Requirement => The span to repeat in the listing below runs from the line containing "Result: (a) 15.50." to the line containing "A k mesh can", inclusive. Repeat it exactly, and only it.

Listed entries =>
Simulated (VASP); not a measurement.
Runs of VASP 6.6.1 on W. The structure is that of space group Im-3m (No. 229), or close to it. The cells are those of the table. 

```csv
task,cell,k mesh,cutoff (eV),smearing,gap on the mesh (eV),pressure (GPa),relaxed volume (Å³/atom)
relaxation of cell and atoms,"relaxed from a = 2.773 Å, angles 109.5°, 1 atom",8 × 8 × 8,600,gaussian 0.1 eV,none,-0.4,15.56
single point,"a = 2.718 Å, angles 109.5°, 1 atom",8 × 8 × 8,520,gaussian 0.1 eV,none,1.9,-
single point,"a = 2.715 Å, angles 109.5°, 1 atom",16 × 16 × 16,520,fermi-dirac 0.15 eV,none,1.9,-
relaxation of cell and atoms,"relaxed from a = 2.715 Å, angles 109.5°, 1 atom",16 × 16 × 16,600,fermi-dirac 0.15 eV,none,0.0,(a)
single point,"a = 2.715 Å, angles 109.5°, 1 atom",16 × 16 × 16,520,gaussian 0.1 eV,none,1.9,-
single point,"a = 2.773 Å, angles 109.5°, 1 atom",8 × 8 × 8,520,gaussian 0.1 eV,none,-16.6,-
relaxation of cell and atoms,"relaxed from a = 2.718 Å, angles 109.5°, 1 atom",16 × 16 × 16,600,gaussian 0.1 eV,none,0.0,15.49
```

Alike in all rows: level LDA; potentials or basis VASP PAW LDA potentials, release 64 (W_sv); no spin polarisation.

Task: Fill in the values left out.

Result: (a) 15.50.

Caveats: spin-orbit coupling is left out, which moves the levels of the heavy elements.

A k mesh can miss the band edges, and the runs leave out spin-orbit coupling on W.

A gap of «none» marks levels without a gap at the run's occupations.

Problem solution =>
Result: (a) 15.50.

Caveats: spin-orbit coupling is left out, which moves the levels of the heavy elements.

A k mesh can miss the band edges, and the runs leave out spin-orbit coupling on W.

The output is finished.